#### Assignment
In the material below, find the line that contains "Levels at points" and the line that contains "Wall time 4.3", then write out exactly those two lines and everything between them.

#### Listed entries
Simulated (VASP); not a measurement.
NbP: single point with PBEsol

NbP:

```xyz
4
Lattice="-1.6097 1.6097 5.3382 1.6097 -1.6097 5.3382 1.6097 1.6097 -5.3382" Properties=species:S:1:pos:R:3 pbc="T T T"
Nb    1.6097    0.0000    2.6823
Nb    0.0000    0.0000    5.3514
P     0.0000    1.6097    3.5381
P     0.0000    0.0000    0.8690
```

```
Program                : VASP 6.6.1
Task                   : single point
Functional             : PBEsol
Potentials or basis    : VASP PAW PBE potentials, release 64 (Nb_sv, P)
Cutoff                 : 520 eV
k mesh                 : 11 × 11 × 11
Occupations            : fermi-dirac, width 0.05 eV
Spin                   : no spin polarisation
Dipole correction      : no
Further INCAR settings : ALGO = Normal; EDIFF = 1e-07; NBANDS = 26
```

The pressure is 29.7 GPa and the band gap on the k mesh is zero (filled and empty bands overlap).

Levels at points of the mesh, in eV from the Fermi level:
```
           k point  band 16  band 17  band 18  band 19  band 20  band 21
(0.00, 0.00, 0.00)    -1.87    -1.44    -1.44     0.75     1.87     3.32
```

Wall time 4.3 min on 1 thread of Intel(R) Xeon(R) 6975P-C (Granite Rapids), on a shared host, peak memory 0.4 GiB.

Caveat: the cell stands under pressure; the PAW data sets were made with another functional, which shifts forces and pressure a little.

#### Written solution
Levels at points of the mesh, in eV from the Fermi level:
```
           k point  band 16  band 17  band 18  band 19  band 20  band 21
(0.00, 0.00, 0.00)    -1.87    -1.44    -1.44     0.75     1.87     3.32
```

Wall time 4.3 min on 1 thread of Intel(R) Xeon(R) 6975P-C (Granite Rapids), on a shared host, peak memory 0.4 GiB.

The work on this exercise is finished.